Work task. Keep to one stretch of the data below, the lines from the one with "- Potentials or" up to and including the one with "- Further INCAR", and return that stretch exactly.

(Data extracts begins)
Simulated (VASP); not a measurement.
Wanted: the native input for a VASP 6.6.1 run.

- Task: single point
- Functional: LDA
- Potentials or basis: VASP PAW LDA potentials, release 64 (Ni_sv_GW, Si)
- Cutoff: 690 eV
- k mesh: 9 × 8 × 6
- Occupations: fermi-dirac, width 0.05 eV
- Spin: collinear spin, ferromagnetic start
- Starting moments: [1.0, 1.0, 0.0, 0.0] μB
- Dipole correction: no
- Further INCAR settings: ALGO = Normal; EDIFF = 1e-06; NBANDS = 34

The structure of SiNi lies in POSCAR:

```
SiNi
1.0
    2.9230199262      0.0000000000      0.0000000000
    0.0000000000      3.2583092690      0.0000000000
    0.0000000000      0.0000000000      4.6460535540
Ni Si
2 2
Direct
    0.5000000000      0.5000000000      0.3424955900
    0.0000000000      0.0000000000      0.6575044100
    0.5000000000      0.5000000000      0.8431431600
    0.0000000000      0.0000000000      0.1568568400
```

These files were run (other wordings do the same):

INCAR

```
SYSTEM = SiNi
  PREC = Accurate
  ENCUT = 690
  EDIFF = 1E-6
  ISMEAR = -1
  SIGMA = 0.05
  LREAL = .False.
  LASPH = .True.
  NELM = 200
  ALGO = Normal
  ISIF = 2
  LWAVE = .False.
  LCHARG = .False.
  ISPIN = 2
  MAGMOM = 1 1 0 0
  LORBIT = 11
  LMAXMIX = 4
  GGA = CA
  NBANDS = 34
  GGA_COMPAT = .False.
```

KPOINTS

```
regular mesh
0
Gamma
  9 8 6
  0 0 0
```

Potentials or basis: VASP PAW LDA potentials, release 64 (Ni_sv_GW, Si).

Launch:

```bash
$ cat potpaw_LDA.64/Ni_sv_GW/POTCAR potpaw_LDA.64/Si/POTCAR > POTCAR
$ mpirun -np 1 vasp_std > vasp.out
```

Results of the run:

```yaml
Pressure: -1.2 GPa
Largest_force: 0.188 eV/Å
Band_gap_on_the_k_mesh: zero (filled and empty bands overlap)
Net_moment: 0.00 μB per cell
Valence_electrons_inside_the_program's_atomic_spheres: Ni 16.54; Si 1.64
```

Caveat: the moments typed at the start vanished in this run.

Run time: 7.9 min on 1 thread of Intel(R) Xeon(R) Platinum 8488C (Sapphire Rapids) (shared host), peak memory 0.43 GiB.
(Data extracts ends)

Exercise answer.
- Potentials or basis: VASP PAW LDA potentials, release 64 (Ni_sv_GW, Si)
- Cutoff: 690 eV
- k mesh: 9 × 8 × 6
- Occupations: fermi-dirac, width 0.05 eV
- Spin: collinear spin, ferromagnetic start
- Starting moments: [1.0, 1.0, 0.0, 0.0] μB
- Dipole correction: no
- Further INCAR settings: ALGO = Normal; EDIFF = 1e-06; NBANDS = 34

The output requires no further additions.